### Entries shown:
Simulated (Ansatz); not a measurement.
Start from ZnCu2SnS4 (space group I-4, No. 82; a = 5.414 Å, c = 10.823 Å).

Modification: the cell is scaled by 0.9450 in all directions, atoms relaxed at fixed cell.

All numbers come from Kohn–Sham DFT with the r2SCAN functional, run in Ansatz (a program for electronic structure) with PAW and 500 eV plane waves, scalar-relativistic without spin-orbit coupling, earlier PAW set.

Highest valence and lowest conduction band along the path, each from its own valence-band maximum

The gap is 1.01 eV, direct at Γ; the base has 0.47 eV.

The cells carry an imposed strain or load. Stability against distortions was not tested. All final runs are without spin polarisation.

### Work task:
The lines from the top of the data above down to the line containing "The gap is 1.01" are to be copied exactly; no other line should appear.

### Written response:
Simulated (Ansatz); not a measurement.
Start from ZnCu2SnS4 (space group I-4, No. 82; a = 5.414 Å, c = 10.823 Å).

Modification: the cell is scaled by 0.9450 in all directions, atoms relaxed at fixed cell.

All numbers come from Kohn–Sham DFT with the r2SCAN functional, run in Ansatz (a program for electronic structure) with PAW and 500 eV plane waves, scalar-relativistic without spin-orbit coupling, earlier PAW set.

Highest valence and lowest conduction band along the path, each from its own valence-band maximum

The gap is 1.01 eV, direct at Γ; the base has 0.47 eV.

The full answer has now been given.